++++ DATASET EXTRACT ++++

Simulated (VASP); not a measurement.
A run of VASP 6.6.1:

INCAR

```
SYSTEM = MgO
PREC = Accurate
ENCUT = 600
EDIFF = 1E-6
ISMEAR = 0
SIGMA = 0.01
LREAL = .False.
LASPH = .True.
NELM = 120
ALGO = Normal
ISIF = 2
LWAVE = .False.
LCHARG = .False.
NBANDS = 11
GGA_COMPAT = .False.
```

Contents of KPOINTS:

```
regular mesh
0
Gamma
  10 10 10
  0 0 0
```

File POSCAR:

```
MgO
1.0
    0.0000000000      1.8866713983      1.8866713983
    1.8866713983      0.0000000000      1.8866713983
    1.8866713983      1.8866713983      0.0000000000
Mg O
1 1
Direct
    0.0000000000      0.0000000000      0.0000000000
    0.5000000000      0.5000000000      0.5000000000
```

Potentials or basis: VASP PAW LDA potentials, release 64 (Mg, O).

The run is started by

++++

- ACTIVITY
Transcribe all entries exactly as they appear above.

- RESPONSE BOX
Simulated (VASP); not a measurement.
A run of VASP 6.6.1:

INCAR

```
SYSTEM = MgO
PREC = Accurate
ENCUT = 600
EDIFF = 1E-6
ISMEAR = 0
SIGMA = 0.01
LREAL = .False.
LASPH = .True.
NELM = 120
ALGO = Normal
ISIF = 2
LWAVE = .False.
LCHARG = .False.
NBANDS = 11
GGA_COMPAT = .False.
```

Contents of KPOINTS:

```
regular mesh
0
Gamma
  10 10 10
  0 0 0
```

File POSCAR:

```
MgO
1.0
    0.0000000000      1.8866713983      1.8866713983
    1.8866713983      0.0000000000      1.8866713983
    1.8866713983      1.8866713983      0.0000000000
Mg O
1 1
Direct
    0.0000000000      0.0000000000      0.0000000000
    0.5000000000      0.5000000000      0.5000000000
```

Potentials or basis: VASP PAW LDA potentials, release 64 (Mg, O).

The run is started by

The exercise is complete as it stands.